Work item:
Transcribe the records that follow, keeping every word as it stands.

• • • • •
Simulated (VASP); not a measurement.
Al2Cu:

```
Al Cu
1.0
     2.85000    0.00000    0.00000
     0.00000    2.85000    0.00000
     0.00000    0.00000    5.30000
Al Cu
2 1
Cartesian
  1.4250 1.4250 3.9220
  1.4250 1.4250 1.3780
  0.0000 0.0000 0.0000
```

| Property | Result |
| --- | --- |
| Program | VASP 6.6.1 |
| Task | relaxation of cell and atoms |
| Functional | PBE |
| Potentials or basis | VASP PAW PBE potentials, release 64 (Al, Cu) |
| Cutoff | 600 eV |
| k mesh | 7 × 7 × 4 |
• • • • •

Answer box:
Simulated (VASP); not a measurement.
Al2Cu:

```
Al Cu
1.0
     2.85000    0.00000    0.00000
     0.00000    2.85000    0.00000
     0.00000    0.00000    5.30000
Al Cu
2 1
Cartesian
  1.4250 1.4250 3.9220
  1.4250 1.4250 1.3780
  0.0000 0.0000 0.0000
```

| Property | Result |
| --- | --- |
| Program | VASP 6.6.1 |
| Task | relaxation of cell and atoms |
| Functional | PBE |
| Potentials or basis | VASP PAW PBE potentials, release 64 (Al, Cu) |
| Cutoff | 600 eV |
| k mesh | 7 × 7 × 4 |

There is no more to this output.